▶ **Required action**
Print every entry again, precisely as written.

▶ **Provided records**

——

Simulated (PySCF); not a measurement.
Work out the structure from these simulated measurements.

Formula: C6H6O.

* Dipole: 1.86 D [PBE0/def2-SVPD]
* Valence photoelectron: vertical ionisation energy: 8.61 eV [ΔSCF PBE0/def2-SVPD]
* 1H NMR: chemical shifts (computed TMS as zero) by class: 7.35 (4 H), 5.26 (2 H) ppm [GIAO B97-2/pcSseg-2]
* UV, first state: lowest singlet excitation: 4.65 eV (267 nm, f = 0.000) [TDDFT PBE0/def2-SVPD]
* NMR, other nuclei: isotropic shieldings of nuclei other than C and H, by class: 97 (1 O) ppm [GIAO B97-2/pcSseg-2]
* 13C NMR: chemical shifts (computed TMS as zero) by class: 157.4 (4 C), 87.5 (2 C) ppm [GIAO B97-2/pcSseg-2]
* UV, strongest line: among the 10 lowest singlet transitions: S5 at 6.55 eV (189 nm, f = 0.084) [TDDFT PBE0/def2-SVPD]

——

▶ **Written answer**
Simulated (PySCF); not a measurement.
Work out the structure from these simulated measurements.

Formula: C6H6O.

* Dipole: 1.86 D [PBE0/def2-SVPD]
* Valence photoelectron: vertical ionisation energy: 8.61 eV [ΔSCF PBE0/def2-SVPD]
* 1H NMR: chemical shifts (computed TMS as zero) by class: 7.35 (4 H), 5.26 (2 H) ppm [GIAO B97-2/pcSseg-2]
* UV, first state: lowest singlet excitation: 4.65 eV (267 nm, f = 0.000) [TDDFT PBE0/def2-SVPD]
* NMR, other nuclei: isotropic shieldings of nuclei other than C and H, by class: 97 (1 O) ppm [GIAO B97-2/pcSseg-2]
* 13C NMR: chemical shifts (computed TMS as zero) by class: 157.4 (4 C), 87.5 (2 C) ppm [GIAO B97-2/pcSseg-2]
* UV, strongest line: among the 10 lowest singlet transitions: S5 at 6.55 eV (189 nm, f = 0.084) [TDDFT PBE0/def2-SVPD]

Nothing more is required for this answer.